▶ [Action item] Please quote exactly the opening lines of the data, from the first line to the one where "Alike in both" appears.

▶ [Data extract]
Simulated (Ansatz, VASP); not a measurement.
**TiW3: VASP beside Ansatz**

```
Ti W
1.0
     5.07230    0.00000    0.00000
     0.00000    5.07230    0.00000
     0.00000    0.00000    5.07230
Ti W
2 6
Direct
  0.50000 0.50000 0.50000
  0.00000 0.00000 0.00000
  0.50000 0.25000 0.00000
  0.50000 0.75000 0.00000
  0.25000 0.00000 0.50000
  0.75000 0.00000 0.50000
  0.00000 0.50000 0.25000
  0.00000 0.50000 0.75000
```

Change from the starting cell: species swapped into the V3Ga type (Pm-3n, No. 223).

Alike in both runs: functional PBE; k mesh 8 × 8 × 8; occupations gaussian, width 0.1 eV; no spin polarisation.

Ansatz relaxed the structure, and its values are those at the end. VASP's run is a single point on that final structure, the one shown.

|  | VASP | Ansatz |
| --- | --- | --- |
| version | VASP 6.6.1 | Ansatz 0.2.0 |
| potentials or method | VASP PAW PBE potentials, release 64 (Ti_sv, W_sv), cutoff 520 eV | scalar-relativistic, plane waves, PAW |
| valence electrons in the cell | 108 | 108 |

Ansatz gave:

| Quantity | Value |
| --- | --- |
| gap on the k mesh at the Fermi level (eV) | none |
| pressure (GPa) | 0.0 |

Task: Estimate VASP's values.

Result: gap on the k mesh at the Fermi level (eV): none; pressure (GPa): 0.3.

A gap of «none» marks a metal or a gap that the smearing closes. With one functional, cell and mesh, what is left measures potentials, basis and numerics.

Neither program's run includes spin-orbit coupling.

▶ [Written solution]
Simulated (Ansatz, VASP); not a measurement.
**TiW3: VASP beside Ansatz**

```
Ti W
1.0
     5.07230    0.00000    0.00000
     0.00000    5.07230    0.00000
     0.00000    0.00000    5.07230
Ti W
2 6
Direct
  0.50000 0.50000 0.50000
  0.00000 0.00000 0.00000
  0.50000 0.25000 0.00000
  0.50000 0.75000 0.00000
  0.25000 0.00000 0.50000
  0.75000 0.00000 0.50000
  0.00000 0.50000 0.25000
  0.00000 0.50000 0.75000
```

Change from the starting cell: species swapped into the V3Ga type (Pm-3n, No. 223).

Alike in both runs: functional PBE; k mesh 8 × 8 × 8; occupations gaussian, width 0.1 eV; no spin polarisation.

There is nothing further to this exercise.